Source data –
□ □ □ □

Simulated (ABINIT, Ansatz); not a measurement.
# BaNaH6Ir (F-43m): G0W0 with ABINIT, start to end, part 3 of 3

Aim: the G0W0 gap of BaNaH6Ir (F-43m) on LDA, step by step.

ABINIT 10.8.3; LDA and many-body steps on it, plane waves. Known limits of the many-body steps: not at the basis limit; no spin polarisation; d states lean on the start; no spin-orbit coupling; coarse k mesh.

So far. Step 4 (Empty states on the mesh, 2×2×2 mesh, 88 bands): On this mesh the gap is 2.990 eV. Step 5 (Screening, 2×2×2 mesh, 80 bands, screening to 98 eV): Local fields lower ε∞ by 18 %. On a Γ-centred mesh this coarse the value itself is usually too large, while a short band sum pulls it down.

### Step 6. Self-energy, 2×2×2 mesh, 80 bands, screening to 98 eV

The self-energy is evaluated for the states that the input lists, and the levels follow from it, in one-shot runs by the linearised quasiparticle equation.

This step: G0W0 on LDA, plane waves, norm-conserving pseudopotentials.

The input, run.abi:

□ □ □ □

Assigned task – Every entry is to be transcribed exactly as it stands.

Written solution –
Simulated (ABINIT, Ansatz); not a measurement.
# BaNaH6Ir (F-43m): G0W0 with ABINIT, start to end, part 3 of 3

Aim: the G0W0 gap of BaNaH6Ir (F-43m) on LDA, step by step.

ABINIT 10.8.3; LDA and many-body steps on it, plane waves. Known limits of the many-body steps: not at the basis limit; no spin polarisation; d states lean on the start; no spin-orbit coupling; coarse k mesh.

So far. Step 4 (Empty states on the mesh, 2×2×2 mesh, 88 bands): On this mesh the gap is 2.990 eV. Step 5 (Screening, 2×2×2 mesh, 80 bands, screening to 98 eV): Local fields lower ε∞ by 18 %. On a Γ-centred mesh this coarse the value itself is usually too large, while a short band sum pulls it down.

### Step 6. Self-energy, 2×2×2 mesh, 80 bands, screening to 98 eV

The self-energy is evaluated for the states that the input lists, and the levels follow from it, in one-shot runs by the linearised quasiparticle equation.

This step: G0W0 on LDA, plane waves, norm-conserving pseudopotentials.

The input, run.abi:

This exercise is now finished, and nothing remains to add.